_DATA FOR REVIEW_:
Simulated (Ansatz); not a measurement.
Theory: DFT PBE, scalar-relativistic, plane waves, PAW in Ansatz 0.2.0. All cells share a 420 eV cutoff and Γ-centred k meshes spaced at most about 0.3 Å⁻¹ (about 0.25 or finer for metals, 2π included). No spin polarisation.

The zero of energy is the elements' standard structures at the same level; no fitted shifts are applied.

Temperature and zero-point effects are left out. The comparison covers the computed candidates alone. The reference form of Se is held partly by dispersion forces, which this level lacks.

_WORK INSTRUCTION_: An exact reproduction of the listing is required, covering every entry.

_ANSWER BOX_:
Simulated (Ansatz); not a measurement.
Theory: DFT PBE, scalar-relativistic, plane waves, PAW in Ansatz 0.2.0. All cells share a 420 eV cutoff and Γ-centred k meshes spaced at most about 0.3 Å⁻¹ (about 0.25 or finer for metals, 2π included). No spin polarisation.

The zero of energy is the elements' standard structures at the same level; no fitted shifts are applied.

Temperature and zero-point effects are left out. The comparison covers the computed candidates alone. The reference form of Se is held partly by dispersion forces, which this level lacks.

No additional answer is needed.